• EXTRACTED ENTRIES:
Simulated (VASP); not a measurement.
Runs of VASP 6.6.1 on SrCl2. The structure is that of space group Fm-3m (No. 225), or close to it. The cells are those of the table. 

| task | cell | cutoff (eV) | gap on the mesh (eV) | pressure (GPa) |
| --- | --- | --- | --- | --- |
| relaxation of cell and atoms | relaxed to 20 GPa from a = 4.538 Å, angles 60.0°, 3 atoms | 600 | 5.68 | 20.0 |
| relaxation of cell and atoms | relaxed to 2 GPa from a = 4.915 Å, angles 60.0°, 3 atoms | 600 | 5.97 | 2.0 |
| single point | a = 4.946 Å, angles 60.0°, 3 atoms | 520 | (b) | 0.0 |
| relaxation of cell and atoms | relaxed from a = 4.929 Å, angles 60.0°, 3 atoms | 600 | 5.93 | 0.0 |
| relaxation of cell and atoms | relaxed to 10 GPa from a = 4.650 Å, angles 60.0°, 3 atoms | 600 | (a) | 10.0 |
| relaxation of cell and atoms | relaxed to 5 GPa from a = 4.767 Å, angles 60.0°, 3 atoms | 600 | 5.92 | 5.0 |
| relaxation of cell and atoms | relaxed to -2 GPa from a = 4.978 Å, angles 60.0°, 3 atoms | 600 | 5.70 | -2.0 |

• REQUIREMENT:
Return exactly what appears above, from the first line of the entries to the line with "600 | (a) | 10.0 |", inclusive.

• ANSWER SPACE:
Simulated (VASP); not a measurement.
Runs of VASP 6.6.1 on SrCl2. The structure is that of space group Fm-3m (No. 225), or close to it. The cells are those of the table. 

| task | cell | cutoff (eV) | gap on the mesh (eV) | pressure (GPa) |
| --- | --- | --- | --- | --- |
| relaxation of cell and atoms | relaxed to 20 GPa from a = 4.538 Å, angles 60.0°, 3 atoms | 600 | 5.68 | 20.0 |
| relaxation of cell and atoms | relaxed to 2 GPa from a = 4.915 Å, angles 60.0°, 3 atoms | 600 | 5.97 | 2.0 |
| single point | a = 4.946 Å, angles 60.0°, 3 atoms | 520 | (b) | 0.0 |
| relaxation of cell and atoms | relaxed from a = 4.929 Å, angles 60.0°, 3 atoms | 600 | 5.93 | 0.0 |
| relaxation of cell and atoms | relaxed to 10 GPa from a = 4.650 Å, angles 60.0°, 3 atoms | 600 | (a) | 10.0 |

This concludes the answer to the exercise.